□ □ □ □

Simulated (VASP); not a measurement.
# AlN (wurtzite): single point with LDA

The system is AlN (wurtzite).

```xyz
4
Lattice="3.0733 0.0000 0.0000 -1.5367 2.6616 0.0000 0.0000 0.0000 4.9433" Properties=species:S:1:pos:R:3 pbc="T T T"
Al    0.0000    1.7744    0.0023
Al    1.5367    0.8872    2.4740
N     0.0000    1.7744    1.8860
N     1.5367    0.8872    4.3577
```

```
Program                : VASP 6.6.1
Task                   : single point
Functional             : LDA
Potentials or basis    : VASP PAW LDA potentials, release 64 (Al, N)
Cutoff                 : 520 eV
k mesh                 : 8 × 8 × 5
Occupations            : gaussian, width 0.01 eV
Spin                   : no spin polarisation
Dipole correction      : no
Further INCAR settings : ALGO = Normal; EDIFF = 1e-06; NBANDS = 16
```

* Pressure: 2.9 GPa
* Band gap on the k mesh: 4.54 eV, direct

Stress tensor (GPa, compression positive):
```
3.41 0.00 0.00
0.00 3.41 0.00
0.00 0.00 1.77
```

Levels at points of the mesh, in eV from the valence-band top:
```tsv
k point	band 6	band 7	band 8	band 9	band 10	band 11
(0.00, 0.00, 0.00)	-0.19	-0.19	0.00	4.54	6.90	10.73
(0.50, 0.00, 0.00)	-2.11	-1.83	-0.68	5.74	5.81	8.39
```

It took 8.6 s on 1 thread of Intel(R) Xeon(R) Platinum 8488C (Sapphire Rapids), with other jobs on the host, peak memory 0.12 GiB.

□ □ □ □

Assignment —
Stop at the line containing "4.54 eV, direct". Please print exactly every line before it from the start of the records, plus that line itself, and nothing else.

Written solution —
Simulated (VASP); not a measurement.
# AlN (wurtzite): single point with LDA

The system is AlN (wurtzite).

```xyz
4
Lattice="3.0733 0.0000 0.0000 -1.5367 2.6616 0.0000 0.0000 0.0000 4.9433" Properties=species:S:1:pos:R:3 pbc="T T T"
Al    0.0000    1.7744    0.0023
Al    1.5367    0.8872    2.4740
N     0.0000    1.7744    1.8860
N     1.5367    0.8872    4.3577
```

```
Program                : VASP 6.6.1
Task                   : single point
Functional             : LDA
Potentials or basis    : VASP PAW LDA potentials, release 64 (Al, N)
Cutoff                 : 520 eV
k mesh                 : 8 × 8 × 5
Occupations            : gaussian, width 0.01 eV
Spin                   : no spin polarisation
Dipole correction      : no
Further INCAR settings : ALGO = Normal; EDIFF = 1e-06; NBANDS = 16
```

* Pressure: 2.9 GPa
* Band gap on the k mesh: 4.54 eV, direct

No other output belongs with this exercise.